[DATA SECTION — start]
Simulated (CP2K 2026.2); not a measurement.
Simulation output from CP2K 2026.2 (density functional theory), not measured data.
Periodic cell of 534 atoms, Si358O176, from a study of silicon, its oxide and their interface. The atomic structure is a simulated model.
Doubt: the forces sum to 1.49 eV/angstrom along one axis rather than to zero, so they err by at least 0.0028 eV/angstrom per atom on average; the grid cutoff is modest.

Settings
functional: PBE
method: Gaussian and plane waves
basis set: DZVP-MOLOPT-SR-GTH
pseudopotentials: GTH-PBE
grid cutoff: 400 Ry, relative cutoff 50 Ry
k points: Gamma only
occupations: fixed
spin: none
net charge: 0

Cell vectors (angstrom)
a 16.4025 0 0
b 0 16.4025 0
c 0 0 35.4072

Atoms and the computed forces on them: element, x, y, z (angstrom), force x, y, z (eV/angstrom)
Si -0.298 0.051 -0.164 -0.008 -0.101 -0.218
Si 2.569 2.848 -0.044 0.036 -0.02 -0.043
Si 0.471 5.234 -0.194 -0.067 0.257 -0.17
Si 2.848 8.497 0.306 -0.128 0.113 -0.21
[DATA SECTION — finish]

■ **ASSIGNED TASK**
Set the lines down exactly, from the first line of the records to the line where "Si 0.471 5.234 -0.194 -0.067 0.257 -0.17" appears, with both ends kept.

■ **WRITTEN ANSWER**
Simulated (CP2K 2026.2); not a measurement.
Simulation output from CP2K 2026.2 (density functional theory), not measured data.
Periodic cell of 534 atoms, Si358O176, from a study of silicon, its oxide and their interface. The atomic structure is a simulated model.
Doubt: the forces sum to 1.49 eV/angstrom along one axis rather than to zero, so they err by at least 0.0028 eV/angstrom per atom on average; the grid cutoff is modest.

Settings
functional: PBE
method: Gaussian and plane waves
basis set: DZVP-MOLOPT-SR-GTH
pseudopotentials: GTH-PBE
grid cutoff: 400 Ry, relative cutoff 50 Ry
k points: Gamma only
occupations: fixed
spin: none
net charge: 0

Cell vectors (angstrom)
a 16.4025 0 0
b 0 16.4025 0
c 0 0 35.4072

Atoms and the computed forces on them: element, x, y, z (angstrom), force x, y, z (eV/angstrom)
Si -0.298 0.051 -0.164 -0.008 -0.101 -0.218
Si 2.569 2.848 -0.044 0.036 -0.02 -0.043
Si 0.471 5.234 -0.194 -0.067 0.257 -0.17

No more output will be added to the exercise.